Data for review:
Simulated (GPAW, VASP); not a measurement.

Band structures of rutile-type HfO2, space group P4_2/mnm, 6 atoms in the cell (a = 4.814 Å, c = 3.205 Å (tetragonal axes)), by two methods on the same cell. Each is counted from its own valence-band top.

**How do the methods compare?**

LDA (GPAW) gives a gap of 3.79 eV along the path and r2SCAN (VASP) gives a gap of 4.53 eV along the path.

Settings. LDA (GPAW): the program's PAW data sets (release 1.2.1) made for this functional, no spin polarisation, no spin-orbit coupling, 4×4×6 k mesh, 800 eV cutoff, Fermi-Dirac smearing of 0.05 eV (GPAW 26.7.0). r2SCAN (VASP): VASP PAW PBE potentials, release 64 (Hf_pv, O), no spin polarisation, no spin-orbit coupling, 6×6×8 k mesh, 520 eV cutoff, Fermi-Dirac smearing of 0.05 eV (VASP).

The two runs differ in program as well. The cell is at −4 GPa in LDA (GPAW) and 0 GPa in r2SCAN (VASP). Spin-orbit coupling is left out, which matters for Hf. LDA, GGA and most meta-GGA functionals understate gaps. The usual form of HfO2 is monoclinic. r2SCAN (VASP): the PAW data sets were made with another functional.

Assigned task:
The data above is to be restated line for line, word for word.

Task solution:
Simulated (GPAW, VASP); not a measurement.

Band structures of rutile-type HfO2, space group P4_2/mnm, 6 atoms in the cell (a = 4.814 Å, c = 3.205 Å (tetragonal axes)), by two methods on the same cell. Each is counted from its own valence-band top.

**How do the methods compare?**

LDA (GPAW) gives a gap of 3.79 eV along the path and r2SCAN (VASP) gives a gap of 4.53 eV along the path.

Settings. LDA (GPAW): the program's PAW data sets (release 1.2.1) made for this functional, no spin polarisation, no spin-orbit coupling, 4×4×6 k mesh, 800 eV cutoff, Fermi-Dirac smearing of 0.05 eV (GPAW 26.7.0). r2SCAN (VASP): VASP PAW PBE potentials, release 64 (Hf_pv, O), no spin polarisation, no spin-orbit coupling, 6×6×8 k mesh, 520 eV cutoff, Fermi-Dirac smearing of 0.05 eV (VASP).

The two runs differ in program as well. The cell is at −4 GPa in LDA (GPAW) and 0 GPa in r2SCAN (VASP). Spin-orbit coupling is left out, which matters for Hf. LDA, GGA and most meta-GGA functionals understate gaps. The usual form of HfO2 is monoclinic. r2SCAN (VASP): the PAW data sets were made with another functional.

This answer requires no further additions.